········

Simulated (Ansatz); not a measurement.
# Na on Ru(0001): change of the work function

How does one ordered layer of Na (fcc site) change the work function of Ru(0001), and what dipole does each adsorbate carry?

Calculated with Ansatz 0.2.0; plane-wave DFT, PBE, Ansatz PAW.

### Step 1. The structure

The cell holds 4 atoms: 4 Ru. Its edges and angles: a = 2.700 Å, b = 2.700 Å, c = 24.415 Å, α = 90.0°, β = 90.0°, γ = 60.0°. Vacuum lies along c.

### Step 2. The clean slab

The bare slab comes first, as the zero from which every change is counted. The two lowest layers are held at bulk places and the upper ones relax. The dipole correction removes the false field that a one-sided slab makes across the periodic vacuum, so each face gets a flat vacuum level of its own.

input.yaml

········

REQUIRED ACTION: Send back every line of the listing above exactly.

TASK OUTPUT:
Simulated (Ansatz); not a measurement.
# Na on Ru(0001): change of the work function

How does one ordered layer of Na (fcc site) change the work function of Ru(0001), and what dipole does each adsorbate carry?

Calculated with Ansatz 0.2.0; plane-wave DFT, PBE, Ansatz PAW.

### Step 1. The structure

The cell holds 4 atoms: 4 Ru. Its edges and angles: a = 2.700 Å, b = 2.700 Å, c = 24.415 Å, α = 90.0°, β = 90.0°, γ = 60.0°. Vacuum lies along c.

### Step 2. The clean slab

The bare slab comes first, as the zero from which every change is counted. The two lowest layers are held at bulk places and the upper ones relax. The dipole correction removes the false field that a one-sided slab makes across the periodic vacuum, so each face gets a flat vacuum level of its own.

input.yaml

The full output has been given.